○ ○ ○

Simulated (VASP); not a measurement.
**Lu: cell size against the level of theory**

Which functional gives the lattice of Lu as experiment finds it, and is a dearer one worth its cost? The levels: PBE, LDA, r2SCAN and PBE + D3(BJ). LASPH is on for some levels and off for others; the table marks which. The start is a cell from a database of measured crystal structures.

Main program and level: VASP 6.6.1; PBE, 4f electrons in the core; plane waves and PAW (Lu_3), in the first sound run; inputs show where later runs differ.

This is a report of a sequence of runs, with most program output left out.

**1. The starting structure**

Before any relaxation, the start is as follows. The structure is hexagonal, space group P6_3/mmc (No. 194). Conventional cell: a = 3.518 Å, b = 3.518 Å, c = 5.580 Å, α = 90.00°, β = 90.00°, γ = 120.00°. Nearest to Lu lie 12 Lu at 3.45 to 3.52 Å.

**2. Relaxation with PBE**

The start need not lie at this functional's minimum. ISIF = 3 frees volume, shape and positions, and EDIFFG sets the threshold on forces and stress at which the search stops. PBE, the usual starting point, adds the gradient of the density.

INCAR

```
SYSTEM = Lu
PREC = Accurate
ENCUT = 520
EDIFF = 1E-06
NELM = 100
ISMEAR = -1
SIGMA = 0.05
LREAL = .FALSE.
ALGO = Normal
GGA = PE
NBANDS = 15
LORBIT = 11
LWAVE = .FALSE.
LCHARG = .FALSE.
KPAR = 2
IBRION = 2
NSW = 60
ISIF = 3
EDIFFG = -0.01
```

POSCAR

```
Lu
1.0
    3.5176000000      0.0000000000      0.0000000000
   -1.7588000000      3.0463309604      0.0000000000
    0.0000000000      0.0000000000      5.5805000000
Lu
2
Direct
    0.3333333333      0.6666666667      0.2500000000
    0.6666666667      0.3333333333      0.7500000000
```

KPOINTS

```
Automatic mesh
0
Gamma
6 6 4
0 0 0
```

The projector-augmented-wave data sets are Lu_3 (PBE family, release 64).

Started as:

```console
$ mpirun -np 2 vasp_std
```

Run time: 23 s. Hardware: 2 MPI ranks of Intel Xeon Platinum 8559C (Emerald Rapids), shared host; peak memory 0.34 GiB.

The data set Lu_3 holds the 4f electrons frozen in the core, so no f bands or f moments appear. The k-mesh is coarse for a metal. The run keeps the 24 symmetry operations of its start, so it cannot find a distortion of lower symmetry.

○ ○ ○

» Required action
Of the entries above, transcribe exactly those lines that fall between the line containing "The projector-augmented-wave data" and the line containing "Run time: 23", together with those two lines.

» Exercise response
The projector-augmented-wave data sets are Lu_3 (PBE family, release 64).

Started as:

```console
$ mpirun -np 2 vasp_std
```

Run time: 23 s. Hardware: 2 MPI ranks of Intel Xeon Platinum 8559C (Emerald Rapids), shared host; peak memory 0.34 GiB.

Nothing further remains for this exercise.